* **Brief**
Once the line holding "of settings does**" is found in the listing below, write it out and each later line exactly, up to and including the one holding "Q: The run is".

::: Data extract

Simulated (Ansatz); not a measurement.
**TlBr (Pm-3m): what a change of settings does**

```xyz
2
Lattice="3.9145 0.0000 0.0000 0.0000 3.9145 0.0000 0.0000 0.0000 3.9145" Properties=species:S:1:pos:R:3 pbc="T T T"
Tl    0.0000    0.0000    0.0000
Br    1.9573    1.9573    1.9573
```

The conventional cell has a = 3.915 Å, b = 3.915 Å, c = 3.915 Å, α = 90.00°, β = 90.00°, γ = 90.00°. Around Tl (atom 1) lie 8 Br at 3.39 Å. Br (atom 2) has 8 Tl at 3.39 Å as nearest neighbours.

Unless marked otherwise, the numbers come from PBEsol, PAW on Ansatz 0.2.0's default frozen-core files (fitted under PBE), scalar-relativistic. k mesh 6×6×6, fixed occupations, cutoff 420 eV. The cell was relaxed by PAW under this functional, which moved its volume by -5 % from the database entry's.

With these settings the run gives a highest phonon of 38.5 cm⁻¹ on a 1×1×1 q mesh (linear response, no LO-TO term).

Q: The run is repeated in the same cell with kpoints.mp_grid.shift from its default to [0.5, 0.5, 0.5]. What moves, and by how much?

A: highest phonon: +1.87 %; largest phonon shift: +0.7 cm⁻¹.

::::::

* **Task result**
**TlBr (Pm-3m): what a change of settings does**

```xyz
2
Lattice="3.9145 0.0000 0.0000 0.0000 3.9145 0.0000 0.0000 0.0000 3.9145" Properties=species:S:1:pos:R:3 pbc="T T T"
Tl    0.0000    0.0000    0.0000
Br    1.9573    1.9573    1.9573
```

The conventional cell has a = 3.915 Å, b = 3.915 Å, c = 3.915 Å, α = 90.00°, β = 90.00°, γ = 90.00°. Around Tl (atom 1) lie 8 Br at 3.39 Å. Br (atom 2) has 8 Tl at 3.39 Å as nearest neighbours.

Unless marked otherwise, the numbers come from PBEsol, PAW on Ansatz 0.2.0's default frozen-core files (fitted under PBE), scalar-relativistic. k mesh 6×6×6, fixed occupations, cutoff 420 eV. The cell was relaxed by PAW under this functional, which moved its volume by -5 % from the database entry's.

With these settings the run gives a highest phonon of 38.5 cm⁻¹ on a 1×1×1 q mesh (linear response, no LO-TO term).

Q: The run is repeated in the same cell with kpoints.mp_grid.shift from its default to [0.5, 0.5, 0.5]. What moves, and by how much?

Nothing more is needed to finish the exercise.